EXERCISE: Exactly as written, restate the material below from its first line through the line containing "VASP 6.6.1, plane", and stop there.

DATA SECTION:
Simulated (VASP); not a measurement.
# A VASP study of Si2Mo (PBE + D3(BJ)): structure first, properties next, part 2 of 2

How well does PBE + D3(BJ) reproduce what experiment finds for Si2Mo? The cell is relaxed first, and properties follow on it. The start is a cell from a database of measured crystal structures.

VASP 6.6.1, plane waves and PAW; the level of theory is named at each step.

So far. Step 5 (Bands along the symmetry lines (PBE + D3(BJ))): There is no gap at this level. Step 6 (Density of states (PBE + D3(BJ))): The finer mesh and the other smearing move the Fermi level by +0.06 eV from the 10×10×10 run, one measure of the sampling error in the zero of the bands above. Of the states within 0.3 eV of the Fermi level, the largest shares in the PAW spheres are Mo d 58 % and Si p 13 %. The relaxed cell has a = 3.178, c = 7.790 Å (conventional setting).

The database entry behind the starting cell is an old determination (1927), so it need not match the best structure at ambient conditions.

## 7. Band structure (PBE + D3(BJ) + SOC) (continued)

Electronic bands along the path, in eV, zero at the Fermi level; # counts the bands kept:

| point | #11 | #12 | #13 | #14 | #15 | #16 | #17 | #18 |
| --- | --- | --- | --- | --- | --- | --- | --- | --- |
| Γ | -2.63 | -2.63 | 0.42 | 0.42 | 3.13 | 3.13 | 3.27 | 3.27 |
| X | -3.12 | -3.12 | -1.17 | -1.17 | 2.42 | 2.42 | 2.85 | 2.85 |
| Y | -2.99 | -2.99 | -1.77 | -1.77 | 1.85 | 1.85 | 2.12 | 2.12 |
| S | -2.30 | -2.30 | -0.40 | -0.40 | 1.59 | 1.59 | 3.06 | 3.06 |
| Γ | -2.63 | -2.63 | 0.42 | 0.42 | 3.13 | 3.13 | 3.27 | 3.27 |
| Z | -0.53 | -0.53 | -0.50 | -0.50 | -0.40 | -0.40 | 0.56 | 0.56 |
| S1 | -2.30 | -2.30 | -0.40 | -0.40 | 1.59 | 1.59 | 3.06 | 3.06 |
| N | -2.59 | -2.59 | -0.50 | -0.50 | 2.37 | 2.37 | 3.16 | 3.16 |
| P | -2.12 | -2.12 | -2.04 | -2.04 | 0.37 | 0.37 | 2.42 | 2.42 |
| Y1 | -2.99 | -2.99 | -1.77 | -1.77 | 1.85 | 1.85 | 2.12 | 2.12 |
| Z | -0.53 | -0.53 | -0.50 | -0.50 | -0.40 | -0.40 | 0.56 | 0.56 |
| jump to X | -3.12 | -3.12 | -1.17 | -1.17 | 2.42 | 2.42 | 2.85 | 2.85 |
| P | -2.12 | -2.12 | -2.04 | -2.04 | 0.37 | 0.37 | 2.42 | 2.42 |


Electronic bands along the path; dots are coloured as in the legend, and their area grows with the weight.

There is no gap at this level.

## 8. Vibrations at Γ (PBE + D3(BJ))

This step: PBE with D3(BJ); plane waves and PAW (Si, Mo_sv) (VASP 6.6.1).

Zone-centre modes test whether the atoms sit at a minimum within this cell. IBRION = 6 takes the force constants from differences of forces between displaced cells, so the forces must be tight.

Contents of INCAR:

EXERCISE OUTPUT:
Simulated (VASP); not a measurement.
# A VASP study of Si2Mo (PBE + D3(BJ)): structure first, properties next, part 2 of 2

How well does PBE + D3(BJ) reproduce what experiment finds for Si2Mo? The cell is relaxed first, and properties follow on it. The start is a cell from a database of measured crystal structures.

VASP 6.6.1, plane waves and PAW; the level of theory is named at each step.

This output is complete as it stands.